## [WORK TASK]
Print each of the entries exactly, leaving nothing out.

┄┄┄┄┄┄

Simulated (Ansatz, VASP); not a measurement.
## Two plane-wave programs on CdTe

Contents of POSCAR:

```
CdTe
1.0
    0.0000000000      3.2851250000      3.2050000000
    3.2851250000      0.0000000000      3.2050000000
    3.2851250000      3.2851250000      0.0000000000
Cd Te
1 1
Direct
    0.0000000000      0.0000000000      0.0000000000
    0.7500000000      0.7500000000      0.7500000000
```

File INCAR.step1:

┄┄┄┄┄┄

## [YOUR SOLUTION]
Simulated (Ansatz, VASP); not a measurement.
## Two plane-wave programs on CdTe

Contents of POSCAR:

```
CdTe
1.0
    0.0000000000      3.2851250000      3.2050000000
    3.2851250000      0.0000000000      3.2050000000
    3.2851250000      3.2851250000      0.0000000000
Cd Te
1 1
Direct
    0.0000000000      0.0000000000      0.0000000000
    0.7500000000      0.7500000000      0.7500000000
```

File INCAR.step1:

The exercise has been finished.